• **Activity**
Each record should be returned exactly as it is written.

• **Information given**
* * * *
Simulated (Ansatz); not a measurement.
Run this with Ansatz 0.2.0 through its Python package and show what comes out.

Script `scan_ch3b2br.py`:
* * * *

• **Answer box**
Simulated (Ansatz); not a measurement.
Run this with Ansatz 0.2.0 through its Python package and show what comes out.

Script `scan_ch3b2br.py`:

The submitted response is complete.